━━━━━ Entries supplied

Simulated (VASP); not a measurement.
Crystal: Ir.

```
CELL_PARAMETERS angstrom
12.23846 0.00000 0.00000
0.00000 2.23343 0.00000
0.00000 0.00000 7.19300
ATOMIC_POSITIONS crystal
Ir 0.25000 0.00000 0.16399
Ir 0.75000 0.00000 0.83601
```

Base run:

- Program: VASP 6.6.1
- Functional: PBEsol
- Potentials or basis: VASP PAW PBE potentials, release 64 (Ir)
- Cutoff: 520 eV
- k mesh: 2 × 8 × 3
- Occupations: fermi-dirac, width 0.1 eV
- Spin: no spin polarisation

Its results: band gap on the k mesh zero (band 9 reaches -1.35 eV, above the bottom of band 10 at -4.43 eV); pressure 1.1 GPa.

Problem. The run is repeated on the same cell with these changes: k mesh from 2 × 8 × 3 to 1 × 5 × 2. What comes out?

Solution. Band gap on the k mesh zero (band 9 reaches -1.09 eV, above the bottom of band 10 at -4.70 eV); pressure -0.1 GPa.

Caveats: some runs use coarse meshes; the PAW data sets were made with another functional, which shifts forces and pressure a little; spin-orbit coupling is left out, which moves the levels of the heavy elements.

━━━━━━━━━━

The records must be reproduced in full. Nothing should differ.

Simulated (VASP); not a measurement.
Crystal: Ir.

```
CELL_PARAMETERS angstrom
12.23846 0.00000 0.00000
0.00000 2.23343 0.00000
0.00000 0.00000 7.19300
ATOMIC_POSITIONS crystal
Ir 0.25000 0.00000 0.16399
Ir 0.75000 0.00000 0.83601
```

Base run:

- Program: VASP 6.6.1
- Functional: PBEsol
- Potentials or basis: VASP PAW PBE potentials, release 64 (Ir)
- Cutoff: 520 eV
- k mesh: 2 × 8 × 3
- Occupations: fermi-dirac, width 0.1 eV
- Spin: no spin polarisation

Its results: band gap on the k mesh zero (band 9 reaches -1.35 eV, above the bottom of band 10 at -4.43 eV); pressure 1.1 GPa.

Problem. The run is repeated on the same cell with these changes: k mesh from 2 × 8 × 3 to 1 × 5 × 2. What comes out?

Solution. Band gap on the k mesh zero (band 9 reaches -1.09 eV, above the bottom of band 10 at -4.70 eV); pressure -0.1 GPa.

Caveats: some runs use coarse meshes; the PAW data sets were made with another functional, which shifts forces and pressure a little; spin-orbit coupling is left out, which moves the levels of the heavy elements.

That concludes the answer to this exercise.